- **DATA EXTRACTS**
......
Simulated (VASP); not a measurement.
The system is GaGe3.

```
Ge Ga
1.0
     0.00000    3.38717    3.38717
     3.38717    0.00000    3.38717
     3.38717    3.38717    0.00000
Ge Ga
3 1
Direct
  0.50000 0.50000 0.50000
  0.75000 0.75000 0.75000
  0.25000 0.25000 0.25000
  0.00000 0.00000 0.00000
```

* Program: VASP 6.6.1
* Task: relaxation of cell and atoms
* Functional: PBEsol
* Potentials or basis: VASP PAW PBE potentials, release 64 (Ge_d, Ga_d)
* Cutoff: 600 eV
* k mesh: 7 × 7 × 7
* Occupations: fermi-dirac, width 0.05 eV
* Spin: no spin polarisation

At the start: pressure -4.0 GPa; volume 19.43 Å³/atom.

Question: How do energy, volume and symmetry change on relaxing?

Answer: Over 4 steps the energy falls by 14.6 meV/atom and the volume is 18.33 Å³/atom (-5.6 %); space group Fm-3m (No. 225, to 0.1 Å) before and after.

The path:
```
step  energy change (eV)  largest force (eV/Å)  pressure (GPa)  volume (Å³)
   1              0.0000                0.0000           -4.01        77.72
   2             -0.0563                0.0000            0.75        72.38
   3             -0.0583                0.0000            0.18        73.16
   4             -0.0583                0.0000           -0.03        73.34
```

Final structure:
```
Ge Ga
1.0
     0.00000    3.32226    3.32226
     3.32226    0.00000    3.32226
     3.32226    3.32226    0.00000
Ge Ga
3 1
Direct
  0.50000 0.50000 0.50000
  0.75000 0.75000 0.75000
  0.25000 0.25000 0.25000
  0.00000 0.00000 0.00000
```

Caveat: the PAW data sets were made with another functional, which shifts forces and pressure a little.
......

- **ASSIGNMENT**
Lines from the first one above through the line containing "Question: How do" are to be retyped exactly, both included, and nothing more.

- **TASK ANSWER**
Simulated (VASP); not a measurement.
The system is GaGe3.

```
Ge Ga
1.0
     0.00000    3.38717    3.38717
     3.38717    0.00000    3.38717
     3.38717    3.38717    0.00000
Ge Ga
3 1
Direct
  0.50000 0.50000 0.50000
  0.75000 0.75000 0.75000
  0.25000 0.25000 0.25000
  0.00000 0.00000 0.00000
```

* Program: VASP 6.6.1
* Task: relaxation of cell and atoms
* Functional: PBEsol
* Potentials or basis: VASP PAW PBE potentials, release 64 (Ge_d, Ga_d)
* Cutoff: 600 eV
* k mesh: 7 × 7 × 7
* Occupations: fermi-dirac, width 0.05 eV
* Spin: no spin polarisation

At the start: pressure -4.0 GPa; volume 19.43 Å³/atom.

Question: How do energy, volume and symmetry change on relaxing?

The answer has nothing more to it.